> **WORK ITEM**: Repeat exactly the lines from the start of the records below through the line that contains "- Occupations: gaussian, width 0.1 eV", including both.

> **PROVIDED DATA**:
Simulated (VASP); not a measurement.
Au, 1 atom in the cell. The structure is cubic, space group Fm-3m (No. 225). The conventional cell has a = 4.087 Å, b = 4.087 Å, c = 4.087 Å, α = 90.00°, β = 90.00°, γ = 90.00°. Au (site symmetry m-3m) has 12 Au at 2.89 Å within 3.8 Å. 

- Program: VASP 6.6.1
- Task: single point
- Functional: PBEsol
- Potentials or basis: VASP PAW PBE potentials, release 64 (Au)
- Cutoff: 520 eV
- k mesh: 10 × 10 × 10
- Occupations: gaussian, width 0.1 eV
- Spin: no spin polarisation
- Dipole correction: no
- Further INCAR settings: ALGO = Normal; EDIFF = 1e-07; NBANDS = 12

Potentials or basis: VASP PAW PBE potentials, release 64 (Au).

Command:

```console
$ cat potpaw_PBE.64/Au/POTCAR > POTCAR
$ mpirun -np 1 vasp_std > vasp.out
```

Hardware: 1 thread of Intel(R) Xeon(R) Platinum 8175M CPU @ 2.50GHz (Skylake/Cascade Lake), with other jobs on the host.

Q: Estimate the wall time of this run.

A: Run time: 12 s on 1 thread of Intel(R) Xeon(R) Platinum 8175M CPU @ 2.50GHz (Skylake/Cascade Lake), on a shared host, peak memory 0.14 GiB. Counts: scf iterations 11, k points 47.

> **ANSWER SECTION**:
Simulated (VASP); not a measurement.
Au, 1 atom in the cell. The structure is cubic, space group Fm-3m (No. 225). The conventional cell has a = 4.087 Å, b = 4.087 Å, c = 4.087 Å, α = 90.00°, β = 90.00°, γ = 90.00°. Au (site symmetry m-3m) has 12 Au at 2.89 Å within 3.8 Å. 

- Program: VASP 6.6.1
- Task: single point
- Functional: PBEsol
- Potentials or basis: VASP PAW PBE potentials, release 64 (Au)
- Cutoff: 520 eV
- k mesh: 10 × 10 × 10
- Occupations: gaussian, width 0.1 eV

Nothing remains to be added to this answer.